-- Work instruction --
What is needed is an exact copy of all the records, written out in full.

-- Data for analysis --
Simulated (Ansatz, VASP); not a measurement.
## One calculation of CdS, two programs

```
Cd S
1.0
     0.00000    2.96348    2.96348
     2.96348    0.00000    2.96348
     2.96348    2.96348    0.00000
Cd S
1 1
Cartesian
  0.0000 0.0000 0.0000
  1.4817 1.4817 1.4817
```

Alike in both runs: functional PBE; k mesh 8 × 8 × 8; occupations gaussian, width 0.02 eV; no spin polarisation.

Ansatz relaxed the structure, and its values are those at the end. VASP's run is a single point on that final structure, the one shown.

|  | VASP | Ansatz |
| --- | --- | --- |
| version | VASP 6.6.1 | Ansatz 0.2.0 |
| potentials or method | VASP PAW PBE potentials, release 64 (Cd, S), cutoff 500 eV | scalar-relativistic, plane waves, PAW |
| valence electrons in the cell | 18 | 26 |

-- Task answer --
Simulated (Ansatz, VASP); not a measurement.
## One calculation of CdS, two programs

```
Cd S
1.0
     0.00000    2.96348    2.96348
     2.96348    0.00000    2.96348
     2.96348    2.96348    0.00000
Cd S
1 1
Cartesian
  0.0000 0.0000 0.0000
  1.4817 1.4817 1.4817
```

Alike in both runs: functional PBE; k mesh 8 × 8 × 8; occupations gaussian, width 0.02 eV; no spin polarisation.

Ansatz relaxed the structure, and its values are those at the end. VASP's run is a single point on that final structure, the one shown.

|  | VASP | Ansatz |
| --- | --- | --- |
| version | VASP 6.6.1 | Ansatz 0.2.0 |
| potentials or method | VASP PAW PBE potentials, release 64 (Cd, S), cutoff 500 eV | scalar-relativistic, plane waves, PAW |
| valence electrons in the cell | 18 | 26 |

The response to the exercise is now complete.